▶ **Assigned task**: Going from the top of the data below, give again each line through the one containing "Quantum ESPRESSO's pw.x.", both ends kept.

▶ **Dataset entries**:
.....

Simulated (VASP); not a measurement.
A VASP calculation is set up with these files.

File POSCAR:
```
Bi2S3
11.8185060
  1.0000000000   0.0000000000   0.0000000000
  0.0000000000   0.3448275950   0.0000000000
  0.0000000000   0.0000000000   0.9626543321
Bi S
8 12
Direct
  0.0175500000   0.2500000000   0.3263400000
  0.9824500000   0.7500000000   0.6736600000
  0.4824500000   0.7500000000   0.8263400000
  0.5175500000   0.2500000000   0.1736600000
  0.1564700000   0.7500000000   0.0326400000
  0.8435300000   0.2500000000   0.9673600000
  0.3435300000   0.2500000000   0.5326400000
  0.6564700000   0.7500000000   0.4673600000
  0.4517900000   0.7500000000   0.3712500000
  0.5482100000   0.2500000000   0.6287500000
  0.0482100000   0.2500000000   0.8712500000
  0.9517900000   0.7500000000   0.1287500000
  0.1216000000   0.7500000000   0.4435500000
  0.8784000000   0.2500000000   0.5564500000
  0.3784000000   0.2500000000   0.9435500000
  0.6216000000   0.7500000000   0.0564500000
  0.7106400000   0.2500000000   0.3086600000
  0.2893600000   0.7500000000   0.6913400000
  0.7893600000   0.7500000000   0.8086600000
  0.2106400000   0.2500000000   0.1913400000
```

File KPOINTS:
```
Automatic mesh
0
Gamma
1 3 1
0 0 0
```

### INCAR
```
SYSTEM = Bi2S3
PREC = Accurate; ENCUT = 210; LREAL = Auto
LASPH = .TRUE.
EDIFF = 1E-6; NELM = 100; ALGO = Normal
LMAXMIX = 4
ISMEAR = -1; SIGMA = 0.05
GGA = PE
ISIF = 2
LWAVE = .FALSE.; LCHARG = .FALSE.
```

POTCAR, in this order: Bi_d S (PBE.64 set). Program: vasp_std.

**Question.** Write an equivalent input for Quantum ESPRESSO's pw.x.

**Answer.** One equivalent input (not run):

.....

▶ **Exercise result**:
Simulated (VASP); not a measurement.
A VASP calculation is set up with these files.

File POSCAR:
```
Bi2S3
11.8185060
  1.0000000000   0.0000000000   0.0000000000
  0.0000000000   0.3448275950   0.0000000000
  0.0000000000   0.0000000000   0.9626543321
Bi S
8 12
Direct
  0.0175500000   0.2500000000   0.3263400000
  0.9824500000   0.7500000000   0.6736600000
  0.4824500000   0.7500000000   0.8263400000
  0.5175500000   0.2500000000   0.1736600000
  0.1564700000   0.7500000000   0.0326400000
  0.8435300000   0.2500000000   0.9673600000
  0.3435300000   0.2500000000   0.5326400000
  0.6564700000   0.7500000000   0.4673600000
  0.4517900000   0.7500000000   0.3712500000
  0.5482100000   0.2500000000   0.6287500000
  0.0482100000   0.2500000000   0.8712500000
  0.9517900000   0.7500000000   0.1287500000
  0.1216000000   0.7500000000   0.4435500000
  0.8784000000   0.2500000000   0.5564500000
  0.3784000000   0.2500000000   0.9435500000
  0.6216000000   0.7500000000   0.0564500000
  0.7106400000   0.2500000000   0.3086600000
  0.2893600000   0.7500000000   0.6913400000
  0.7893600000   0.7500000000   0.8086600000
  0.2106400000   0.2500000000   0.1913400000
```

File KPOINTS:
```
Automatic mesh
0
Gamma
1 3 1
0 0 0
```

### INCAR
```
SYSTEM = Bi2S3
PREC = Accurate; ENCUT = 210; LREAL = Auto
LASPH = .TRUE.
EDIFF = 1E-6; NELM = 100; ALGO = Normal
LMAXMIX = 4
ISMEAR = -1; SIGMA = 0.05
GGA = PE
ISIF = 2
LWAVE = .FALSE.; LCHARG = .FALSE.
```

POTCAR, in this order: Bi_d S (PBE.64 set). Program: vasp_std.

**Question.** Write an equivalent input for Quantum ESPRESSO's pw.x.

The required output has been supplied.